* _ACTIVITY_
Reproduce the data below word for word.

::::::::

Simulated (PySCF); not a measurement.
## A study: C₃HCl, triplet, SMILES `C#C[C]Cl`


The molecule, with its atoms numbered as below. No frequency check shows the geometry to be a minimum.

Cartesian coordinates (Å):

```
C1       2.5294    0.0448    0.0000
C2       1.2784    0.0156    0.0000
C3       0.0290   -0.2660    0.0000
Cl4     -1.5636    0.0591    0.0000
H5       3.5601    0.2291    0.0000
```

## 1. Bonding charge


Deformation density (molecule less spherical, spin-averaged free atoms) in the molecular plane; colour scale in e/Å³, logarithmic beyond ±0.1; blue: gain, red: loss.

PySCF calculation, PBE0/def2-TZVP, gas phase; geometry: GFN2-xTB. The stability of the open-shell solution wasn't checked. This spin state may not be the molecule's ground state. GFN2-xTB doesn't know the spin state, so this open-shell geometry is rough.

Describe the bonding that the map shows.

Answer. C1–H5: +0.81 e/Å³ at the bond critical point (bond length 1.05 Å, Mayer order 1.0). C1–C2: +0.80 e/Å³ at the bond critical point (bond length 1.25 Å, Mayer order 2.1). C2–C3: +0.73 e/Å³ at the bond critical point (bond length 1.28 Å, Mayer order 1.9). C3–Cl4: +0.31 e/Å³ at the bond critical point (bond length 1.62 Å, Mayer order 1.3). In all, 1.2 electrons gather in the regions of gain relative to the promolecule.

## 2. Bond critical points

::::::::

* _WRITTEN REPLY_
Simulated (PySCF); not a measurement.
## A study: C₃HCl, triplet, SMILES `C#C[C]Cl`


The molecule, with its atoms numbered as below. No frequency check shows the geometry to be a minimum.

Cartesian coordinates (Å):

```
C1       2.5294    0.0448    0.0000
C2       1.2784    0.0156    0.0000
C3       0.0290   -0.2660    0.0000
Cl4     -1.5636    0.0591    0.0000
H5       3.5601    0.2291    0.0000
```

## 1. Bonding charge


Deformation density (molecule less spherical, spin-averaged free atoms) in the molecular plane; colour scale in e/Å³, logarithmic beyond ±0.1; blue: gain, red: loss.

PySCF calculation, PBE0/def2-TZVP, gas phase; geometry: GFN2-xTB. The stability of the open-shell solution wasn't checked. This spin state may not be the molecule's ground state. GFN2-xTB doesn't know the spin state, so this open-shell geometry is rough.

Describe the bonding that the map shows.

Answer. C1–H5: +0.81 e/Å³ at the bond critical point (bond length 1.05 Å, Mayer order 1.0). C1–C2: +0.80 e/Å³ at the bond critical point (bond length 1.25 Å, Mayer order 2.1). C2–C3: +0.73 e/Å³ at the bond critical point (bond length 1.28 Å, Mayer order 1.9). C3–Cl4: +0.31 e/Å³ at the bond critical point (bond length 1.62 Å, Mayer order 1.3). In all, 1.2 electrons gather in the regions of gain relative to the promolecule.

## 2. Bond critical points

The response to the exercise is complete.